• [Given data]:
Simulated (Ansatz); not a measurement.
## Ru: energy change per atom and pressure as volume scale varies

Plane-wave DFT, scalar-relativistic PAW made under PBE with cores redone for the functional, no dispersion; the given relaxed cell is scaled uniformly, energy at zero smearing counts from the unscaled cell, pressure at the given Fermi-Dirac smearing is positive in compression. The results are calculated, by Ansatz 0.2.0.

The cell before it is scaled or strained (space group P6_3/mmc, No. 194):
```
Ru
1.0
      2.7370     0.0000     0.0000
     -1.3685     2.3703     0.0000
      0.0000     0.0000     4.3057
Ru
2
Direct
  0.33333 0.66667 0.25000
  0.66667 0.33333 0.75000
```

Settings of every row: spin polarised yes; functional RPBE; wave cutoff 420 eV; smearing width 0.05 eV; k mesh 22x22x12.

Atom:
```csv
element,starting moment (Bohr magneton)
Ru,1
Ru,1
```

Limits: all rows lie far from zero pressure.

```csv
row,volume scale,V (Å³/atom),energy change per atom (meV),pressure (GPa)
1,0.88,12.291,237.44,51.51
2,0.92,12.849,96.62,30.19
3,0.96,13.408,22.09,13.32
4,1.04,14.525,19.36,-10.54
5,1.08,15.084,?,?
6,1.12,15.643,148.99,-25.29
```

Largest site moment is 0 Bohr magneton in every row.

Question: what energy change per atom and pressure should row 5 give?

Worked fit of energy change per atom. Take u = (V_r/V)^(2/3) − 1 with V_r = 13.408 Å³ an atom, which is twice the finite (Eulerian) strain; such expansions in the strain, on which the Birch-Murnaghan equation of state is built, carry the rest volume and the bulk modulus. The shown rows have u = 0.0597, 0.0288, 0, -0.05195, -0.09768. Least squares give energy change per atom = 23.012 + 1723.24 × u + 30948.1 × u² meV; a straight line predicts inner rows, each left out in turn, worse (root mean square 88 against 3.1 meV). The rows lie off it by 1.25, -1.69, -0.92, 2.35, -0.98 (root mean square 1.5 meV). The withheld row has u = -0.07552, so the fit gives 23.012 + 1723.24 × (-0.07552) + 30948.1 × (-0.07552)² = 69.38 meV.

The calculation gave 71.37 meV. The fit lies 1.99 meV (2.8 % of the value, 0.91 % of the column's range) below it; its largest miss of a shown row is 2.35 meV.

• [Action item]:
The first line of the records and every line down to the line with "Worked fit of" must be quoted exactly; leave out all else.

• [Your response]:
Simulated (Ansatz); not a measurement.
## Ru: energy change per atom and pressure as volume scale varies

Plane-wave DFT, scalar-relativistic PAW made under PBE with cores redone for the functional, no dispersion; the given relaxed cell is scaled uniformly, energy at zero smearing counts from the unscaled cell, pressure at the given Fermi-Dirac smearing is positive in compression. The results are calculated, by Ansatz 0.2.0.

The cell before it is scaled or strained (space group P6_3/mmc, No. 194):
```
Ru
1.0
      2.7370     0.0000     0.0000
     -1.3685     2.3703     0.0000
      0.0000     0.0000     4.3057
Ru
2
Direct
  0.33333 0.66667 0.25000
  0.66667 0.33333 0.75000
```

Settings of every row: spin polarised yes; functional RPBE; wave cutoff 420 eV; smearing width 0.05 eV; k mesh 22x22x12.

Atom:
```csv
element,starting moment (Bohr magneton)
Ru,1
Ru,1
```

Limits: all rows lie far from zero pressure.

```csv
row,volume scale,V (Å³/atom),energy change per atom (meV),pressure (GPa)
1,0.88,12.291,237.44,51.51
2,0.92,12.849,96.62,30.19
3,0.96,13.408,22.09,13.32
4,1.04,14.525,19.36,-10.54
5,1.08,15.084,?,?
6,1.12,15.643,148.99,-25.29
```

Largest site moment is 0 Bohr magneton in every row.

Question: what energy change per atom and pressure should row 5 give?

Worked fit of energy change per atom. Take u = (V_r/V)^(2/3) − 1 with V_r = 13.408 Å³ an atom, which is twice the finite (Eulerian) strain; such expansions in the strain, on which the Birch-Murnaghan equation of state is built, carry the rest volume and the bulk modulus. The shown rows have u = 0.0597, 0.0288, 0, -0.05195, -0.09768. Least squares give energy change per atom = 23.012 + 1723.24 × u + 30948.1 × u² meV; a straight line predicts inner rows, each left out in turn, worse (root mean square 88 against 3.1 meV). The rows lie off it by 1.25, -1.69, -0.92, 2.35, -0.98 (root mean square 1.5 meV). The withheld row has u = -0.07552, so the fit gives 23.012 + 1723.24 × (-0.07552) + 30948.1 × (-0.07552)² = 69.38 meV.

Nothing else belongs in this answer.